====

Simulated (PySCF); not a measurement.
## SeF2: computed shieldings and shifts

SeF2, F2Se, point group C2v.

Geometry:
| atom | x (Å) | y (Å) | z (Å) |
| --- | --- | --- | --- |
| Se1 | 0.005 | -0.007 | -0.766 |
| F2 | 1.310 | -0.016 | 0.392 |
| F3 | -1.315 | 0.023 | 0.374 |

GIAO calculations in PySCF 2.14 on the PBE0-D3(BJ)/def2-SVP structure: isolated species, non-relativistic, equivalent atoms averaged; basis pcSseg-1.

====

Transcription of the entire listing, word for word, is required.

**RESPONSE BOX:**
Simulated (PySCF); not a measurement.
## SeF2: computed shieldings and shifts

SeF2, F2Se, point group C2v.

Geometry:
| atom | x (Å) | y (Å) | z (Å) |
| --- | --- | --- | --- |
| Se1 | 0.005 | -0.007 | -0.766 |
| F2 | 1.310 | -0.016 | 0.392 |
| F3 | -1.315 | 0.023 | 0.374 |

GIAO calculations in PySCF 2.14 on the PBE0-D3(BJ)/def2-SVP structure: isolated species, non-relativistic, equivalent atoms averaged; basis pcSseg-1.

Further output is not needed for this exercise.